**Activity**
Return exactly the listing's lines, from its first line to the line holding "Q: What interaction", ends included.

- - -

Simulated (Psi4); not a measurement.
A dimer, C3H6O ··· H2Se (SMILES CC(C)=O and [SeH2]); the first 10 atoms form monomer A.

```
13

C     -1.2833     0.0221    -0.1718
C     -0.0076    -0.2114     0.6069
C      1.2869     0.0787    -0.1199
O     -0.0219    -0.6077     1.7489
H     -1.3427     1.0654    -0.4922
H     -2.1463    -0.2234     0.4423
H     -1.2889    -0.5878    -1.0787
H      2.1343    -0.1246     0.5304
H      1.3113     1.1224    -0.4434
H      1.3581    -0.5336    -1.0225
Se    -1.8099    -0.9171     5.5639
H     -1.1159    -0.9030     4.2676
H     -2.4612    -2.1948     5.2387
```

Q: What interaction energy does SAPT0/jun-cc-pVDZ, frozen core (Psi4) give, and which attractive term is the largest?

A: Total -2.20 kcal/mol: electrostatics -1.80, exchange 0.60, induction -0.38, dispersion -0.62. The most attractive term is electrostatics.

- - -

**Reply**
Simulated (Psi4); not a measurement.
A dimer, C3H6O ··· H2Se (SMILES CC(C)=O and [SeH2]); the first 10 atoms form monomer A.

```
13

C     -1.2833     0.0221    -0.1718
C     -0.0076    -0.2114     0.6069
C      1.2869     0.0787    -0.1199
O     -0.0219    -0.6077     1.7489
H     -1.3427     1.0654    -0.4922
H     -2.1463    -0.2234     0.4423
H     -1.2889    -0.5878    -1.0787
H      2.1343    -0.1246     0.5304
H      1.3113     1.1224    -0.4434
H      1.3581    -0.5336    -1.0225
Se    -1.8099    -0.9171     5.5639
H     -1.1159    -0.9030     4.2676
H     -2.4612    -2.1948     5.2387
```

Q: What interaction energy does SAPT0/jun-cc-pVDZ, frozen core (Psi4) give, and which attractive term is the largest?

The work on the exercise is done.